* [Supplied entries]:

-------------------------

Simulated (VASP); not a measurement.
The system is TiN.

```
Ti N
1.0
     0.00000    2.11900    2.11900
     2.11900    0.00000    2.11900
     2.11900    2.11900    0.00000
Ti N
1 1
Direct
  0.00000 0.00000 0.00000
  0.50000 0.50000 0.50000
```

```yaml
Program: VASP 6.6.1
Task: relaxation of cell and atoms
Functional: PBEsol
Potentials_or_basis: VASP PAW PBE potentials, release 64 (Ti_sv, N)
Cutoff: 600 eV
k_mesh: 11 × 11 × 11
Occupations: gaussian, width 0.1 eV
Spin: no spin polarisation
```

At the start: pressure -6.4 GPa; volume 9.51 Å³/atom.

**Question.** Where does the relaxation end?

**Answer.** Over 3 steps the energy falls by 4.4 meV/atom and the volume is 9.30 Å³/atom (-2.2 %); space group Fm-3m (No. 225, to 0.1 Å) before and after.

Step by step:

-------------------------

* [Work request]:
The whole listing above, restated word for word, is the required answer.

* [Written answer]:
Simulated (VASP); not a measurement.
The system is TiN.

```
Ti N
1.0
     0.00000    2.11900    2.11900
     2.11900    0.00000    2.11900
     2.11900    2.11900    0.00000
Ti N
1 1
Direct
  0.00000 0.00000 0.00000
  0.50000 0.50000 0.50000
```

```yaml
Program: VASP 6.6.1
Task: relaxation of cell and atoms
Functional: PBEsol
Potentials_or_basis: VASP PAW PBE potentials, release 64 (Ti_sv, N)
Cutoff: 600 eV
k_mesh: 11 × 11 × 11
Occupations: gaussian, width 0.1 eV
Spin: no spin polarisation
```

At the start: pressure -6.4 GPa; volume 9.51 Å³/atom.

**Question.** Where does the relaxation end?

**Answer.** Over 3 steps the energy falls by 4.4 meV/atom and the volume is 9.30 Å³/atom (-2.2 %); space group Fm-3m (No. 225, to 0.1 Å) before and after.

Step by step:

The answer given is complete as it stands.